Reproduce only what lies between the first line of the material below and the line containing "At the start: pressure", with both of those lines included and every line kept exact.

Exercise data Start Marker

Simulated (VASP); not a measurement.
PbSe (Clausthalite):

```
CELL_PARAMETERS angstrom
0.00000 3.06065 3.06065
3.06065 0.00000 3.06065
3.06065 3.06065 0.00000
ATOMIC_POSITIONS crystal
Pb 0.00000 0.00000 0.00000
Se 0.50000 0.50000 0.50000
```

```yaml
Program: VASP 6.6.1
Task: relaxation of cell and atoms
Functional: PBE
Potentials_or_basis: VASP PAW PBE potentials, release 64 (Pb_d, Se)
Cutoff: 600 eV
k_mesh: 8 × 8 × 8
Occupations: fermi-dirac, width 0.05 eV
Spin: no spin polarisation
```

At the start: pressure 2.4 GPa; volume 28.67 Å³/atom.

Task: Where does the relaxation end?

Exercise data End Marker

Result.
Simulated (VASP); not a measurement.
PbSe (Clausthalite):

```
CELL_PARAMETERS angstrom
0.00000 3.06065 3.06065
3.06065 0.00000 3.06065
3.06065 3.06065 0.00000
ATOMIC_POSITIONS crystal
Pb 0.00000 0.00000 0.00000
Se 0.50000 0.50000 0.50000
```

```yaml
Program: VASP 6.6.1
Task: relaxation of cell and atoms
Functional: PBE
Potentials_or_basis: VASP PAW PBE potentials, release 64 (Pb_d, Se)
Cutoff: 600 eV
k_mesh: 8 × 8 × 8
Occupations: fermi-dirac, width 0.05 eV
Spin: no spin polarisation
```

At the start: pressure 2.4 GPa; volume 28.67 Å³/atom.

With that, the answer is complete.